Supplied information:
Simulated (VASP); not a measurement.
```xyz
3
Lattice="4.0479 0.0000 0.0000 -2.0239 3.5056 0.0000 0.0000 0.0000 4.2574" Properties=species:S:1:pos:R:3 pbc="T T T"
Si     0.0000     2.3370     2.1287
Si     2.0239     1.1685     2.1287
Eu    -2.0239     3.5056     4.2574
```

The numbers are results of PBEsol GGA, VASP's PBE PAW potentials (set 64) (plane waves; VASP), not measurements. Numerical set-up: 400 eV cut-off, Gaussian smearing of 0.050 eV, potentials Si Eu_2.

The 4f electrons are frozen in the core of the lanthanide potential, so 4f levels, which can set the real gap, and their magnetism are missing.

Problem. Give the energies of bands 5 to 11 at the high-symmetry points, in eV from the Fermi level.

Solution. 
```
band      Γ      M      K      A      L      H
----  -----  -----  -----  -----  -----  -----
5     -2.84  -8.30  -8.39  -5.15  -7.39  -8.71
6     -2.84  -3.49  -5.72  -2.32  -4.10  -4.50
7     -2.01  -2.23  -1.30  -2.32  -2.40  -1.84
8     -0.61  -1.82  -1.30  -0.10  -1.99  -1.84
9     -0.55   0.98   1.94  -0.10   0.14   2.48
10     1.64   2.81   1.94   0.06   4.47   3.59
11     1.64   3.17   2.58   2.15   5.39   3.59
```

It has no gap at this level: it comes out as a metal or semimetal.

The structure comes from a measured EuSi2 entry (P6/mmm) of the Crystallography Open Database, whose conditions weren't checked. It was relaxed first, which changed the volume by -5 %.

Work order:
The first line of the entries above marks where to begin; repeat each line exactly through the one that contains "It has no gap", and include that line.

Response:
Simulated (VASP); not a measurement.
```xyz
3
Lattice="4.0479 0.0000 0.0000 -2.0239 3.5056 0.0000 0.0000 0.0000 4.2574" Properties=species:S:1:pos:R:3 pbc="T T T"
Si     0.0000     2.3370     2.1287
Si     2.0239     1.1685     2.1287
Eu    -2.0239     3.5056     4.2574
```

The numbers are results of PBEsol GGA, VASP's PBE PAW potentials (set 64) (plane waves; VASP), not measurements. Numerical set-up: 400 eV cut-off, Gaussian smearing of 0.050 eV, potentials Si Eu_2.

The 4f electrons are frozen in the core of the lanthanide potential, so 4f levels, which can set the real gap, and their magnetism are missing.

Problem. Give the energies of bands 5 to 11 at the high-symmetry points, in eV from the Fermi level.

Solution. 
```
band      Γ      M      K      A      L      H
----  -----  -----  -----  -----  -----  -----
5     -2.84  -8.30  -8.39  -5.15  -7.39  -8.71
6     -2.84  -3.49  -5.72  -2.32  -4.10  -4.50
7     -2.01  -2.23  -1.30  -2.32  -2.40  -1.84
8     -0.61  -1.82  -1.30  -0.10  -1.99  -1.84
9     -0.55   0.98   1.94  -0.10   0.14   2.48
10     1.64   2.81   1.94   0.06   4.47   3.59
11     1.64   3.17   2.58   2.15   5.39   3.59
```

It has no gap at this level: it comes out as a metal or semimetal.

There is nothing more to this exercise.